PROVIDED DATA Block Start

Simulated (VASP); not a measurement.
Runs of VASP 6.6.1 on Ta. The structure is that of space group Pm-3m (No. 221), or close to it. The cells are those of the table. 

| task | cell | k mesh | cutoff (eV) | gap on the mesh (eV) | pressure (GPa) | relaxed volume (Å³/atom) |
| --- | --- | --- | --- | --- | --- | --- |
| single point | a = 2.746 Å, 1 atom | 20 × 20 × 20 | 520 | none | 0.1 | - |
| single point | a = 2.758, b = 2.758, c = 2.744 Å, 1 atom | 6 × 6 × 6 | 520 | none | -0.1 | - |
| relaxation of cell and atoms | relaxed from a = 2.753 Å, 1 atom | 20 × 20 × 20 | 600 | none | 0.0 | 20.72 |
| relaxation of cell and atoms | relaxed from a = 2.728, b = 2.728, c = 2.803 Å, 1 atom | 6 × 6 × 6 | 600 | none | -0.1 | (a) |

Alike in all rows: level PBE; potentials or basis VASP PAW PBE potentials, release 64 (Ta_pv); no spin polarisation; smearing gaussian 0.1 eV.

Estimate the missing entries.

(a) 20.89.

PROVIDED DATA Block End

**EXERCISE:**
The lines above, from the first through the one containing "none | -0.1 | - |", must be restated word for word, with nothing added.

**EXERCISE SOLUTION:**
Simulated (VASP); not a measurement.
Runs of VASP 6.6.1 on Ta. The structure is that of space group Pm-3m (No. 221), or close to it. The cells are those of the table. 

| task | cell | k mesh | cutoff (eV) | gap on the mesh (eV) | pressure (GPa) | relaxed volume (Å³/atom) |
| --- | --- | --- | --- | --- | --- | --- |
| single point | a = 2.746 Å, 1 atom | 20 × 20 × 20 | 520 | none | 0.1 | - |
| single point | a = 2.758, b = 2.758, c = 2.744 Å, 1 atom | 6 × 6 × 6 | 520 | none | -0.1 | - |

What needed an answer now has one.